DATA TO EXAMINE →
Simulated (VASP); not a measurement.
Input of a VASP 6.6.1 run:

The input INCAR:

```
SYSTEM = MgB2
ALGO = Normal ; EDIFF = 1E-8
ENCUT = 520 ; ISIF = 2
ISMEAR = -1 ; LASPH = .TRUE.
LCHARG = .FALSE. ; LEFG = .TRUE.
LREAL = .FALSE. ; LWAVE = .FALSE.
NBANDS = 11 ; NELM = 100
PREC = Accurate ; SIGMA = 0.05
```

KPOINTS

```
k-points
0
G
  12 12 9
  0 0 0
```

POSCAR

ASSIGNMENT →
Output the records once more, exactly as they stand.

YOUR SOLUTION →
Simulated (VASP); not a measurement.
Input of a VASP 6.6.1 run:

The input INCAR:

```
SYSTEM = MgB2
ALGO = Normal ; EDIFF = 1E-8
ENCUT = 520 ; ISIF = 2
ISMEAR = -1 ; LASPH = .TRUE.
LCHARG = .FALSE. ; LEFG = .TRUE.
LREAL = .FALSE. ; LWAVE = .FALSE.
NBANDS = 11 ; NELM = 100
PREC = Accurate ; SIGMA = 0.05
```

KPOINTS

```
k-points
0
G
  12 12 9
  0 0 0
```

POSCAR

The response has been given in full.